* **REQUIREMENT**: Every entry that follows should be reproduced exactly.

────────────────
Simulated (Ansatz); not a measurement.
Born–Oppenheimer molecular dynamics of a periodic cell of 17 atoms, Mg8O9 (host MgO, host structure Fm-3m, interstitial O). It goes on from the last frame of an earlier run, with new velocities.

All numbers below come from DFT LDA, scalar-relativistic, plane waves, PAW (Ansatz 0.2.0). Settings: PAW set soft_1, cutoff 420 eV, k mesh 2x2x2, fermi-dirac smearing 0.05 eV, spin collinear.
────────────────

* **RESPONSE AREA**:
Simulated (Ansatz); not a measurement.
Born–Oppenheimer molecular dynamics of a periodic cell of 17 atoms, Mg8O9 (host MgO, host structure Fm-3m, interstitial O). It goes on from the last frame of an earlier run, with new velocities.

All numbers below come from DFT LDA, scalar-relativistic, plane waves, PAW (Ansatz 0.2.0). Settings: PAW set soft_1, cutoff 420 eV, k mesh 2x2x2, fermi-dirac smearing 0.05 eV, spin collinear.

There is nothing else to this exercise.